WORK ORDER. Please start at the first line of the records beneath and quote each line exactly, ending with the line containing "The arrows alone".

PROVIDED INFORMATION.
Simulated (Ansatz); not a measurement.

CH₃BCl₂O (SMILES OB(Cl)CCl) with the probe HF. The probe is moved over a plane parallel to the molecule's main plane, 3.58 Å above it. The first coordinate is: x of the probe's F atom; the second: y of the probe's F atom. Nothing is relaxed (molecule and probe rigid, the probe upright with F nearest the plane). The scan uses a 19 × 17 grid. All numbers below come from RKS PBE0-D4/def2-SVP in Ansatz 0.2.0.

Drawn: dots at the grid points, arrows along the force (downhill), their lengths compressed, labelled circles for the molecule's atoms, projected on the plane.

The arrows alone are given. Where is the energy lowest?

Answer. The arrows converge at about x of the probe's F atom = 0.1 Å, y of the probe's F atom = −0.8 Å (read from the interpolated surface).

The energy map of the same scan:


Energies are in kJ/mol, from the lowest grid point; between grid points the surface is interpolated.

YOUR RESPONSE.
Simulated (Ansatz); not a measurement.

CH₃BCl₂O (SMILES OB(Cl)CCl) with the probe HF. The probe is moved over a plane parallel to the molecule's main plane, 3.58 Å above it. The first coordinate is: x of the probe's F atom; the second: y of the probe's F atom. Nothing is relaxed (molecule and probe rigid, the probe upright with F nearest the plane). The scan uses a 19 × 17 grid. All numbers below come from RKS PBE0-D4/def2-SVP in Ansatz 0.2.0.

Drawn: dots at the grid points, arrows along the force (downhill), their lengths compressed, labelled circles for the molecule's atoms, projected on the plane.

The arrows alone are given. Where is the energy lowest?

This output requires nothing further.